Assigned task:
What is needed is an exact transcription of every record below.

##### Dataset entries
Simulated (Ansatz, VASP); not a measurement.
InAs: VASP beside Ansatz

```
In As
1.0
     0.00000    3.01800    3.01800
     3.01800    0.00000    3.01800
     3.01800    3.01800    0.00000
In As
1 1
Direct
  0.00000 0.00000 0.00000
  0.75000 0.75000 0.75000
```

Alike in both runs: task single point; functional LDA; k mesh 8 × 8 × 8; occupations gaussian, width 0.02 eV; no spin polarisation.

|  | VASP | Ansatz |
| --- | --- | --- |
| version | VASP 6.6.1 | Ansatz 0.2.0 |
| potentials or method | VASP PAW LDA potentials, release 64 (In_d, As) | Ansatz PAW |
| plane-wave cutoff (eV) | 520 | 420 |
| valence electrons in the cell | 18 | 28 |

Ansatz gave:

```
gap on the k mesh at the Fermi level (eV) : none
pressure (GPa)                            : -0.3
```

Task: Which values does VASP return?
##########

Written solution:
Simulated (Ansatz, VASP); not a measurement.
InAs: VASP beside Ansatz

```
In As
1.0
     0.00000    3.01800    3.01800
     3.01800    0.00000    3.01800
     3.01800    3.01800    0.00000
In As
1 1
Direct
  0.00000 0.00000 0.00000
  0.75000 0.75000 0.75000
```

Alike in both runs: task single point; functional LDA; k mesh 8 × 8 × 8; occupations gaussian, width 0.02 eV; no spin polarisation.

|  | VASP | Ansatz |
| --- | --- | --- |
| version | VASP 6.6.1 | Ansatz 0.2.0 |
| potentials or method | VASP PAW LDA potentials, release 64 (In_d, As) | Ansatz PAW |
| plane-wave cutoff (eV) | 520 | 420 |
| valence electrons in the cell | 18 | 28 |

Ansatz gave:

```
gap on the k mesh at the Fermi level (eV) : none
pressure (GPa)                            : -0.3
```

Task: Which values does VASP return?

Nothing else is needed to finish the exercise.